_ _ _ _ _ _ _
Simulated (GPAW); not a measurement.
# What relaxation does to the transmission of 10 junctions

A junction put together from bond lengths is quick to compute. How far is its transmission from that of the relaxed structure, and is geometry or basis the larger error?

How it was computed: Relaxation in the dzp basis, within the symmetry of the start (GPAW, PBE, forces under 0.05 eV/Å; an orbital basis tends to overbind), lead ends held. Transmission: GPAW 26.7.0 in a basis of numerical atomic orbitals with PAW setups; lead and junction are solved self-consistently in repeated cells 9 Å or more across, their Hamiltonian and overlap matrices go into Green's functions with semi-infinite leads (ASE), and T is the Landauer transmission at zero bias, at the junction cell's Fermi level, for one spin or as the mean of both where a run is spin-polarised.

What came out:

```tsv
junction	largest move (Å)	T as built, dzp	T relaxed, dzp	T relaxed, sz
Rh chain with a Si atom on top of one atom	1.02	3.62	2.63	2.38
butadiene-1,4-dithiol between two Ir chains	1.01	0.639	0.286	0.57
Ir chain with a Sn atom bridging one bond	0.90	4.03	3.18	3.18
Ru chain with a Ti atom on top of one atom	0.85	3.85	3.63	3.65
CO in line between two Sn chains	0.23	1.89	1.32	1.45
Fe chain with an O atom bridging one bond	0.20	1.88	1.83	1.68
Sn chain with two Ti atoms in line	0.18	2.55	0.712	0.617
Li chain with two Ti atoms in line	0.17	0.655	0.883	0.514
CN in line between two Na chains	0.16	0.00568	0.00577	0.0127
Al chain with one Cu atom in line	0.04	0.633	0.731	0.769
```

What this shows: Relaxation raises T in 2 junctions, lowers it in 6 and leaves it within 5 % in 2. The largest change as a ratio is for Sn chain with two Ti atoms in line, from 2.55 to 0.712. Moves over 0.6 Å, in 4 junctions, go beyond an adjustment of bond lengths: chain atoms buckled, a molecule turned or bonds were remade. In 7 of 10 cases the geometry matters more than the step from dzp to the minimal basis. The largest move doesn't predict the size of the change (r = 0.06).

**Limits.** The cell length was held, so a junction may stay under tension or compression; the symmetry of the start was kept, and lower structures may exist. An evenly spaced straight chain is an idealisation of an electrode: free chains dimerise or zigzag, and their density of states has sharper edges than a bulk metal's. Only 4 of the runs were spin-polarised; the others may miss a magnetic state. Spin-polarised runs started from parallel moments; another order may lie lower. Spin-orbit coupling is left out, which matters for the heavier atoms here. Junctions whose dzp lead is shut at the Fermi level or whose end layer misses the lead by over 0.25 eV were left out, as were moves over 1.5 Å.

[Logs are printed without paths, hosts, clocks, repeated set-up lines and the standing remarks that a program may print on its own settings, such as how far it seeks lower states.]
_ _ _ _ _ _ _

→ **WORK ORDER**
Lines from the start of the material through the line containing "A junction put" are wanted. Write them out exactly.

→ **REPLY**
Simulated (GPAW); not a measurement.
# What relaxation does to the transmission of 10 junctions

A junction put together from bond lengths is quick to compute. How far is its transmission from that of the relaxed structure, and is geometry or basis the larger error?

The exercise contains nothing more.